:: Brief ::
Repeat the records below exactly, beginning at the first line and finishing with the line that contains "Bond orders are those of one Lewis drawing.".

:: Material supplied ::
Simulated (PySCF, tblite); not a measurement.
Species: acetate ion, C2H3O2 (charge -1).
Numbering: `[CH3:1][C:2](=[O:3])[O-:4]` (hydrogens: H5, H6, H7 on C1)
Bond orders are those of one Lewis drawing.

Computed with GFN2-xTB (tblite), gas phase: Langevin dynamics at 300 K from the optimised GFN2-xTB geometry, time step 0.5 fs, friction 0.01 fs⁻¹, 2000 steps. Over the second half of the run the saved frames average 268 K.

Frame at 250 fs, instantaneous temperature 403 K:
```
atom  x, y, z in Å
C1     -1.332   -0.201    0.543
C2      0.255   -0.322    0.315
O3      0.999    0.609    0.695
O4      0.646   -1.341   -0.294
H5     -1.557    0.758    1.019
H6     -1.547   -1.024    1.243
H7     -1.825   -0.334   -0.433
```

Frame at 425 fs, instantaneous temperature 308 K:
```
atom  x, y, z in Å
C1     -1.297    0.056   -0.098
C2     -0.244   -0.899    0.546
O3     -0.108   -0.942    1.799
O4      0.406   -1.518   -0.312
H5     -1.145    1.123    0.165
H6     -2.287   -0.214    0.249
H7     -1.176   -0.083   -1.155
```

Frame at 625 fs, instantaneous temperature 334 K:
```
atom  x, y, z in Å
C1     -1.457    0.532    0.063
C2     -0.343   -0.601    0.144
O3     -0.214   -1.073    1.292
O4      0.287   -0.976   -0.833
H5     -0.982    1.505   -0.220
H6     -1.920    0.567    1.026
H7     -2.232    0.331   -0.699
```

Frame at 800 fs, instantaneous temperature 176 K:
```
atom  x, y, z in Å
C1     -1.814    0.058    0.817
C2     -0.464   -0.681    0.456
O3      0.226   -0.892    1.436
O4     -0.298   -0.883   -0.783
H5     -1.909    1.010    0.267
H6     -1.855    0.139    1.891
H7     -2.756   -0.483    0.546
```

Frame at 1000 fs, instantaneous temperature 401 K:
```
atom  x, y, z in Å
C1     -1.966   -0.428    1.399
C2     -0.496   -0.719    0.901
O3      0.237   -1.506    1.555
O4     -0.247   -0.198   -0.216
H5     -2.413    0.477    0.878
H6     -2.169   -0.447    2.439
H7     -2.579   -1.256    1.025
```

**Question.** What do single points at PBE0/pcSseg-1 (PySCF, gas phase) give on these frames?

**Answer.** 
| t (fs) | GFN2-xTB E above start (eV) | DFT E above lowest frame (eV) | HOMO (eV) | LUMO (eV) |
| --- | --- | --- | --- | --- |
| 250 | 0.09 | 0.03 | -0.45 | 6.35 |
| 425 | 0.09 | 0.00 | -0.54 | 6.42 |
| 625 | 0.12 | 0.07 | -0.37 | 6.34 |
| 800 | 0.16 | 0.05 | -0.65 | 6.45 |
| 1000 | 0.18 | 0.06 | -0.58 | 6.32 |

:: Your response ::
Simulated (PySCF, tblite); not a measurement.
Species: acetate ion, C2H3O2 (charge -1).
Numbering: `[CH3:1][C:2](=[O:3])[O-:4]` (hydrogens: H5, H6, H7 on C1)
Bond orders are those of one Lewis drawing.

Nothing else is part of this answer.